◆ ACTIVITY ◆
Exactly as written, copy the lines that run from the start of the data below to the line containing "Result: As run", both ends included.

#### DATA LISTING ####

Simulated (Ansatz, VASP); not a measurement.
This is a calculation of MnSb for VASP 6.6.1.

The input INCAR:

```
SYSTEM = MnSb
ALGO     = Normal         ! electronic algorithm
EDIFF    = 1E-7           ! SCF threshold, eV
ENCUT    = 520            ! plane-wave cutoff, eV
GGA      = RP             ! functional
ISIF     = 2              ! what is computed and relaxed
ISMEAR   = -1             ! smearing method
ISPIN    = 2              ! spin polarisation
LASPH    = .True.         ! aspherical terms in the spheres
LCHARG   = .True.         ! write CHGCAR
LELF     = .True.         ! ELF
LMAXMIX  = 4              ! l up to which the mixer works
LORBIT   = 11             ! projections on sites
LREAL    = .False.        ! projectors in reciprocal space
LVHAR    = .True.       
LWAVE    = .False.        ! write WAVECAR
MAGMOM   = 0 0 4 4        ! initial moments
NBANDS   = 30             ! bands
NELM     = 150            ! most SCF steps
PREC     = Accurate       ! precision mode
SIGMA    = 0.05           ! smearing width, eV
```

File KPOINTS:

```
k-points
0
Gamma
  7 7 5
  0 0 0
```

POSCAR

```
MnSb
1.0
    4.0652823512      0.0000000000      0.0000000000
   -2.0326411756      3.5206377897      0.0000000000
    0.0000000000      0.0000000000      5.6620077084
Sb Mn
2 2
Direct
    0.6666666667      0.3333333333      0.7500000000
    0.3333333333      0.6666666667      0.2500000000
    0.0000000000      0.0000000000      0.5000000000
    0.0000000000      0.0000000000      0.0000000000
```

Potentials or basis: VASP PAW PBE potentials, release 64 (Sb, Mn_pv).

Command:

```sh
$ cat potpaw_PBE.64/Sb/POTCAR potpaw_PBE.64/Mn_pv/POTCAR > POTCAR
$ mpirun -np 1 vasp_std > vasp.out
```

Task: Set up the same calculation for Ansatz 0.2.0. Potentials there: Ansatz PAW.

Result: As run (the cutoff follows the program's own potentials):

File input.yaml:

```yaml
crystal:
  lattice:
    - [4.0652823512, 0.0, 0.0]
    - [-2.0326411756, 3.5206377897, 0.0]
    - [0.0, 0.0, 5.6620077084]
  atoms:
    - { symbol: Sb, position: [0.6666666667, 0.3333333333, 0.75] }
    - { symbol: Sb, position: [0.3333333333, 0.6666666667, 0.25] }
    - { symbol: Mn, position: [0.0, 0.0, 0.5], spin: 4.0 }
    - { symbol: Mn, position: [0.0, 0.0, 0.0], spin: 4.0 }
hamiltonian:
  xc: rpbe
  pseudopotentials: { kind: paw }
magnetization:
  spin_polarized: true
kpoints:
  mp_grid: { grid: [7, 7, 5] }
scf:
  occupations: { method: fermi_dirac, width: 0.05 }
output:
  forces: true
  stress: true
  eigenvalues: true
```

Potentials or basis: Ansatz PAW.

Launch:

####

◆ TASK ANSWER ◆
Simulated (Ansatz, VASP); not a measurement.
This is a calculation of MnSb for VASP 6.6.1.

The input INCAR:

```
SYSTEM = MnSb
ALGO     = Normal         ! electronic algorithm
EDIFF    = 1E-7           ! SCF threshold, eV
ENCUT    = 520            ! plane-wave cutoff, eV
GGA      = RP             ! functional
ISIF     = 2              ! what is computed and relaxed
ISMEAR   = -1             ! smearing method
ISPIN    = 2              ! spin polarisation
LASPH    = .True.         ! aspherical terms in the spheres
LCHARG   = .True.         ! write CHGCAR
LELF     = .True.         ! ELF
LMAXMIX  = 4              ! l up to which the mixer works
LORBIT   = 11             ! projections on sites
LREAL    = .False.        ! projectors in reciprocal space
LVHAR    = .True.       
LWAVE    = .False.        ! write WAVECAR
MAGMOM   = 0 0 4 4        ! initial moments
NBANDS   = 30             ! bands
NELM     = 150            ! most SCF steps
PREC     = Accurate       ! precision mode
SIGMA    = 0.05           ! smearing width, eV
```

File KPOINTS:

```
k-points
0
Gamma
  7 7 5
  0 0 0
```

POSCAR

```
MnSb
1.0
    4.0652823512      0.0000000000      0.0000000000
   -2.0326411756      3.5206377897      0.0000000000
    0.0000000000      0.0000000000      5.6620077084
Sb Mn
2 2
Direct
    0.6666666667      0.3333333333      0.7500000000
    0.3333333333      0.6666666667      0.2500000000
    0.0000000000      0.0000000000      0.5000000000
    0.0000000000      0.0000000000      0.0000000000
```

Potentials or basis: VASP PAW PBE potentials, release 64 (Sb, Mn_pv).

Command:

```sh
$ cat potpaw_PBE.64/Sb/POTCAR potpaw_PBE.64/Mn_pv/POTCAR > POTCAR
$ mpirun -np 1 vasp_std > vasp.out
```

Task: Set up the same calculation for Ansatz 0.2.0. Potentials there: Ansatz PAW.

Result: As run (the cutoff follows the program's own potentials):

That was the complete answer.